REQUIREMENT: Find the line containing "none | 0.1 |" in the entries below. Restate it and each line after it, word for word, up to and including the line containing "none | 7.1 |".

RECORD EXCERPTS:
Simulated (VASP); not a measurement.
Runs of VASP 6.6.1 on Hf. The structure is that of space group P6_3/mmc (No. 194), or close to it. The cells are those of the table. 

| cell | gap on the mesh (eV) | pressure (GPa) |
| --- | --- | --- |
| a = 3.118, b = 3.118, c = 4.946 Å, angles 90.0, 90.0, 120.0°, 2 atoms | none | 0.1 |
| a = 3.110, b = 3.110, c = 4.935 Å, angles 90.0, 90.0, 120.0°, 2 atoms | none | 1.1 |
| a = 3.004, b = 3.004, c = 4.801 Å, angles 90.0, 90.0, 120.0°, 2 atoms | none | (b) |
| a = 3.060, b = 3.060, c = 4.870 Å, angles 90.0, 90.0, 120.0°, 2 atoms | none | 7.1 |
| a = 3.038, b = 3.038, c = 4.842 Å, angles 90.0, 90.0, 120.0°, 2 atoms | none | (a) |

YOUR RESPONSE:
| a = 3.118, b = 3.118, c = 4.946 Å, angles 90.0, 90.0, 120.0°, 2 atoms | none | 0.1 |
| a = 3.110, b = 3.110, c = 4.935 Å, angles 90.0, 90.0, 120.0°, 2 atoms | none | 1.1 |
| a = 3.004, b = 3.004, c = 4.801 Å, angles 90.0, 90.0, 120.0°, 2 atoms | none | (b) |
| a = 3.060, b = 3.060, c = 4.870 Å, angles 90.0, 90.0, 120.0°, 2 atoms | none | 7.1 |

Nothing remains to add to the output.